START Data extract
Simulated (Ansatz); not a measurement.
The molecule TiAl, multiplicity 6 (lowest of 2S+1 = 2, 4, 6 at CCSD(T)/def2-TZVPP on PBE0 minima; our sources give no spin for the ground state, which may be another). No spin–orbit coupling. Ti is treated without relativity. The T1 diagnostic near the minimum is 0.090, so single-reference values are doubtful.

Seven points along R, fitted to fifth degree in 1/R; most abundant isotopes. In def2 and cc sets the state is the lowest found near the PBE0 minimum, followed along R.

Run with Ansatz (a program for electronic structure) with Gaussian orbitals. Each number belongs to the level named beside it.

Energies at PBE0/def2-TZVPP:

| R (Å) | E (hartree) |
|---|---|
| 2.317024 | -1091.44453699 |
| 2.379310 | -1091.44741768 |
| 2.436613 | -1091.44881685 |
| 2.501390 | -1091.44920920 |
END Data extract

### Work request
The expected output is the complete listing, word for word.

### Task output
Simulated (Ansatz); not a measurement.
The molecule TiAl, multiplicity 6 (lowest of 2S+1 = 2, 4, 6 at CCSD(T)/def2-TZVPP on PBE0 minima; our sources give no spin for the ground state, which may be another). No spin–orbit coupling. Ti is treated without relativity. The T1 diagnostic near the minimum is 0.090, so single-reference values are doubtful.

Seven points along R, fitted to fifth degree in 1/R; most abundant isotopes. In def2 and cc sets the state is the lowest found near the PBE0 minimum, followed along R.

Run with Ansatz (a program for electronic structure) with Gaussian orbitals. Each number belongs to the level named beside it.

Energies at PBE0/def2-TZVPP:

| R (Å) | E (hartree) |
|---|---|
| 2.317024 | -1091.44453699 |
| 2.379310 | -1091.44741768 |
| 2.436613 | -1091.44881685 |
| 2.501390 | -1091.44920920 |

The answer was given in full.